> **Supplied material**
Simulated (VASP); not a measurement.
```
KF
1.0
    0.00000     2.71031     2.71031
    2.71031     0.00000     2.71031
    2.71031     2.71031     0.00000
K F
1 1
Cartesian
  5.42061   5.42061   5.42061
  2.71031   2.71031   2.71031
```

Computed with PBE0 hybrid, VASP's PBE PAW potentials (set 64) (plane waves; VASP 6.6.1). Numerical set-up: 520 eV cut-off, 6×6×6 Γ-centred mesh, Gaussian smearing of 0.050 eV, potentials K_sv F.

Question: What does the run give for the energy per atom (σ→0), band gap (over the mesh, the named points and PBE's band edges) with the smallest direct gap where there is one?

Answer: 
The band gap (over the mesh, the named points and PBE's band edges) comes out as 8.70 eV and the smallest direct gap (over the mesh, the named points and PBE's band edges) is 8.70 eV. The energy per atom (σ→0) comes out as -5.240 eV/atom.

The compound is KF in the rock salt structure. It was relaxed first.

> **Exercise**
Nothing in the records may change; write them out again in full.

> **Answer space**
Simulated (VASP); not a measurement.
```
KF
1.0
    0.00000     2.71031     2.71031
    2.71031     0.00000     2.71031
    2.71031     2.71031     0.00000
K F
1 1
Cartesian
  5.42061   5.42061   5.42061
  2.71031   2.71031   2.71031
```

Computed with PBE0 hybrid, VASP's PBE PAW potentials (set 64) (plane waves; VASP 6.6.1). Numerical set-up: 520 eV cut-off, 6×6×6 Γ-centred mesh, Gaussian smearing of 0.050 eV, potentials K_sv F.

Question: What does the run give for the energy per atom (σ→0), band gap (over the mesh, the named points and PBE's band edges) with the smallest direct gap where there is one?

Answer: 
The band gap (over the mesh, the named points and PBE's band edges) comes out as 8.70 eV and the smallest direct gap (over the mesh, the named points and PBE's band edges) is 8.70 eV. The energy per atom (σ→0) comes out as -5.240 eV/atom.

The compound is KF in the rock salt structure. It was relaxed first.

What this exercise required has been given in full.